- [Information]
────────────────────

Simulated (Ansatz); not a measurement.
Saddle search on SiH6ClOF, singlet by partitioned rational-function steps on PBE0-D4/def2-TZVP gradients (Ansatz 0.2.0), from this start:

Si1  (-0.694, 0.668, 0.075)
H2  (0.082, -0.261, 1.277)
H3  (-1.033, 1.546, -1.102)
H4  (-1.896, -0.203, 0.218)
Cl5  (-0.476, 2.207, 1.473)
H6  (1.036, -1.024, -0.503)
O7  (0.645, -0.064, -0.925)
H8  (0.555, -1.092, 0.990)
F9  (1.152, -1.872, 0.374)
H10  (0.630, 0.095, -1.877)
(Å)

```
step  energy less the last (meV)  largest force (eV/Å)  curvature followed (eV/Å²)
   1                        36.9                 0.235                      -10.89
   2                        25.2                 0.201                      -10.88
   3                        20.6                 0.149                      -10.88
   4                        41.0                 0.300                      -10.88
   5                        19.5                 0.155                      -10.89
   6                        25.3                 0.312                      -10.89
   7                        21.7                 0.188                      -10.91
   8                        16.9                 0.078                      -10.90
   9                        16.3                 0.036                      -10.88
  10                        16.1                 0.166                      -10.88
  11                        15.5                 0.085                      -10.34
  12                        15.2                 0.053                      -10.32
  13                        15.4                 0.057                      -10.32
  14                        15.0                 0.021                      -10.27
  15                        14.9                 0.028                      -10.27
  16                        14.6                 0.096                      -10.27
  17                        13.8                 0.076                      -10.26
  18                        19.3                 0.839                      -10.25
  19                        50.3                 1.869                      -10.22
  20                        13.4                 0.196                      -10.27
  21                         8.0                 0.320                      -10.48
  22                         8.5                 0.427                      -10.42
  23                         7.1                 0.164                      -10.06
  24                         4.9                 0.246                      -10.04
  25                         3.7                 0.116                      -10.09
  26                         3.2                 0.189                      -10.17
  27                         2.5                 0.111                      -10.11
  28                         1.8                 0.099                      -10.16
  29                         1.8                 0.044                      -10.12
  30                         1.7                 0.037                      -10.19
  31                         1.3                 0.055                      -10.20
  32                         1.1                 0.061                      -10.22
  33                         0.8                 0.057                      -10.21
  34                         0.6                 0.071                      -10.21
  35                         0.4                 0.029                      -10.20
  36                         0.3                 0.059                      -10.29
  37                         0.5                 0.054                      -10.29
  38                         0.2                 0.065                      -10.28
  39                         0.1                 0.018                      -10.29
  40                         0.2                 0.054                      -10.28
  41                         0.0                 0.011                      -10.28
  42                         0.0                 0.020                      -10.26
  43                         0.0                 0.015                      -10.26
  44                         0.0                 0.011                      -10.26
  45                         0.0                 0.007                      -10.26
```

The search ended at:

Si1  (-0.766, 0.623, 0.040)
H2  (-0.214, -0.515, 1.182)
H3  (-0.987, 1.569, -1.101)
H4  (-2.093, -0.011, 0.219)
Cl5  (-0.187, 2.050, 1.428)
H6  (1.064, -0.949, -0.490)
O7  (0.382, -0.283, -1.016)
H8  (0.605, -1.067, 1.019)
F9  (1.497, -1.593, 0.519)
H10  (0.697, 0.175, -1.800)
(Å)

────────────────────

- [Work item]
Only the lines from the beginning of the material above through the line with "(-0.476, 2.207, 1.473)" are wanted; extract them exactly.

- [Written answer]
Simulated (Ansatz); not a measurement.
Saddle search on SiH6ClOF, singlet by partitioned rational-function steps on PBE0-D4/def2-TZVP gradients (Ansatz 0.2.0), from this start:

Si1  (-0.694, 0.668, 0.075)
H2  (0.082, -0.261, 1.277)
H3  (-1.033, 1.546, -1.102)
H4  (-1.896, -0.203, 0.218)
Cl5  (-0.476, 2.207, 1.473)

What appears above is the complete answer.